Task item: Write out the data below in full. Keep it exact.

<<<<
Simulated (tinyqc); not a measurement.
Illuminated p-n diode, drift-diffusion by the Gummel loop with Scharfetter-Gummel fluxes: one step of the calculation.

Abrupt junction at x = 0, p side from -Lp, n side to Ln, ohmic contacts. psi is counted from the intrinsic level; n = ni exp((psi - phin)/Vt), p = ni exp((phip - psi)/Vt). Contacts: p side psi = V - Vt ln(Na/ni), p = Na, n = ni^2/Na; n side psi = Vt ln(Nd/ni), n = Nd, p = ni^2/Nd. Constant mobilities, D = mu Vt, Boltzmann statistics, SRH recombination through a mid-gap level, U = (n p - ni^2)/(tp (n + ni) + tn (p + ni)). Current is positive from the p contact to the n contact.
>>>>

Written reply:
Simulated (tinyqc); not a measurement.
Illuminated p-n diode, drift-diffusion by the Gummel loop with Scharfetter-Gummel fluxes: one step of the calculation.

Abrupt junction at x = 0, p side from -Lp, n side to Ln, ohmic contacts. psi is counted from the intrinsic level; n = ni exp((psi - phin)/Vt), p = ni exp((phip - psi)/Vt). Contacts: p side psi = V - Vt ln(Na/ni), p = Na, n = ni^2/Na; n side psi = Vt ln(Nd/ni), n = Nd, p = ni^2/Nd. Constant mobilities, D = mu Vt, Boltzmann statistics, SRH recombination through a mid-gap level, U = (n p - ni^2)/(tp (n + ni) + tn (p + ni)). Current is positive from the p contact to the n contact.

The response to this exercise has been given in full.